Print every line of the data exactly as shown.

_ _ _

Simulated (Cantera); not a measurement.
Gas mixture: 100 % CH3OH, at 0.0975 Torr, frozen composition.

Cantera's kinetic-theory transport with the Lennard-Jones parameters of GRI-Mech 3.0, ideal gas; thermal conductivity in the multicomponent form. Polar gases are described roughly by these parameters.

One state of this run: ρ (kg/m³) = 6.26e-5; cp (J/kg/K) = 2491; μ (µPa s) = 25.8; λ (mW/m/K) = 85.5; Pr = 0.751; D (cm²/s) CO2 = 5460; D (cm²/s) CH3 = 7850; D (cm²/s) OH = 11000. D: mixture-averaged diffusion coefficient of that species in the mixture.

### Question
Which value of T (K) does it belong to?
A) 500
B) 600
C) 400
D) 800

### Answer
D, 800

_ _ _

▶ Problem solution
Simulated (Cantera); not a measurement.
Gas mixture: 100 % CH3OH, at 0.0975 Torr, frozen composition.

Cantera's kinetic-theory transport with the Lennard-Jones parameters of GRI-Mech 3.0, ideal gas; thermal conductivity in the multicomponent form. Polar gases are described roughly by these parameters.

One state of this run: ρ (kg/m³) = 6.26e-5; cp (J/kg/K) = 2491; μ (µPa s) = 25.8; λ (mW/m/K) = 85.5; Pr = 0.751; D (cm²/s) CO2 = 5460; D (cm²/s) CH3 = 7850; D (cm²/s) OH = 11000. D: mixture-averaged diffusion coefficient of that species in the mixture.

### Question
Which value of T (K) does it belong to?
A) 500
B) 600
C) 400
D) 800

### Answer
D, 800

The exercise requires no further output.